◆ **Data supplied**
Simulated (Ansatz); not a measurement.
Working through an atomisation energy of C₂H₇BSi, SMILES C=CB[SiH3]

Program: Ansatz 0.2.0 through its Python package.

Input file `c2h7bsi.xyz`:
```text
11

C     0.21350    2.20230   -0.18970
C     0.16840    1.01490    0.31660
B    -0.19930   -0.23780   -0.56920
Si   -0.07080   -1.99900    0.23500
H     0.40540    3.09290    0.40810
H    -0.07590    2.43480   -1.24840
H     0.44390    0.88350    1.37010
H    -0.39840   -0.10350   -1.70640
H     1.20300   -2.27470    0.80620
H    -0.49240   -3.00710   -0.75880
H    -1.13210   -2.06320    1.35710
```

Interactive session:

◆ **Assignment**
For this exercise, retype the entire listing exactly.

◆ **Worked solution**
Simulated (Ansatz); not a measurement.
Working through an atomisation energy of C₂H₇BSi, SMILES C=CB[SiH3]

Program: Ansatz 0.2.0 through its Python package.

Input file `c2h7bsi.xyz`:
```text
11

C     0.21350    2.20230   -0.18970
C     0.16840    1.01490    0.31660
B    -0.19930   -0.23780   -0.56920
Si   -0.07080   -1.99900    0.23500
H     0.40540    3.09290    0.40810
H    -0.07590    2.43480   -1.24840
H     0.44390    0.88350    1.37010
H    -0.39840   -0.10350   -1.70640
H     1.20300   -2.27470    0.80620
H    -0.49240   -3.00710   -0.75880
H    -1.13210   -2.06320    1.35710
```

Interactive session:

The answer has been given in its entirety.